• Information shown:
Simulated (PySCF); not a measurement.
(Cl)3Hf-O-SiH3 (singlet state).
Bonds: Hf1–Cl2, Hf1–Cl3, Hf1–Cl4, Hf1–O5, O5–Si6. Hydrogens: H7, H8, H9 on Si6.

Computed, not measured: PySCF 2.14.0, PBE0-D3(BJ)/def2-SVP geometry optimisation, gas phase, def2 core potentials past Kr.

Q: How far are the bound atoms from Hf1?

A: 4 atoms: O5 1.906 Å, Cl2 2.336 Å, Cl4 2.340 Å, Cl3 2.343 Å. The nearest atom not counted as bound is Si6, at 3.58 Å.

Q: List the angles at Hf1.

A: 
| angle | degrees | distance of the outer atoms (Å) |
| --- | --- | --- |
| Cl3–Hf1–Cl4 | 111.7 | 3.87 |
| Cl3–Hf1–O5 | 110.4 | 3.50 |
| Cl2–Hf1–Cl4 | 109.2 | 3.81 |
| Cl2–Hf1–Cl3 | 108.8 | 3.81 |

• Requirement:
Reproduce each record exactly, leaving nothing out.

• Answer section:
Simulated (PySCF); not a measurement.
(Cl)3Hf-O-SiH3 (singlet state).
Bonds: Hf1–Cl2, Hf1–Cl3, Hf1–Cl4, Hf1–O5, O5–Si6. Hydrogens: H7, H8, H9 on Si6.

Computed, not measured: PySCF 2.14.0, PBE0-D3(BJ)/def2-SVP geometry optimisation, gas phase, def2 core potentials past Kr.

Q: How far are the bound atoms from Hf1?

A: 4 atoms: O5 1.906 Å, Cl2 2.336 Å, Cl4 2.340 Å, Cl3 2.343 Å. The nearest atom not counted as bound is Si6, at 3.58 Å.

Q: List the angles at Hf1.

A: 
| angle | degrees | distance of the outer atoms (Å) |
| --- | --- | --- |
| Cl3–Hf1–Cl4 | 111.7 | 3.87 |
| Cl3–Hf1–O5 | 110.4 | 3.50 |
| Cl2–Hf1–Cl4 | 109.2 | 3.81 |
| Cl2–Hf1–Cl3 | 108.8 | 3.81 |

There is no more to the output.